(ASSIGNED TASK): Copy the data exactly from the line that contains "GaOF (singlet), along" through the line that contains "Q: Tabulate the", keeping both end lines and leaving out everything else.

╔══

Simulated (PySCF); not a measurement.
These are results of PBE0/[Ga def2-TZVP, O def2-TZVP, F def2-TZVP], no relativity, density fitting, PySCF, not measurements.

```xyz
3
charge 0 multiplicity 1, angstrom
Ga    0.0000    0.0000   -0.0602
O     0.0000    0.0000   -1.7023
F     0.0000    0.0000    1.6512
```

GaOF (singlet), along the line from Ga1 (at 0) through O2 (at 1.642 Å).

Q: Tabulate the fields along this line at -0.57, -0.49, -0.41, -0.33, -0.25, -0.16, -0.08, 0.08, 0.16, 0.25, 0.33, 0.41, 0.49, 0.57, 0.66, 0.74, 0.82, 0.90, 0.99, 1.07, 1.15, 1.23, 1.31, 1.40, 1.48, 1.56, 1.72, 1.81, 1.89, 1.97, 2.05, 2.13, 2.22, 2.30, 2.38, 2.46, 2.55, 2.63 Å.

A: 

╚══

(EXPECTED ANSWER):
GaOF (singlet), along the line from Ga1 (at 0) through O2 (at 1.642 Å).

Q: Tabulate the fields along this line at -0.57, -0.49, -0.41, -0.33, -0.25, -0.16, -0.08, 0.08, 0.16, 0.25, 0.33, 0.41, 0.49, 0.57, 0.66, 0.74, 0.82, 0.90, 0.99, 1.07, 1.15, 1.23, 1.31, 1.40, 1.48, 1.56, 1.72, 1.81, 1.89, 1.97, 2.05, 2.13, 2.22, 2.30, 2.38, 2.46, 2.55, 2.63 Å.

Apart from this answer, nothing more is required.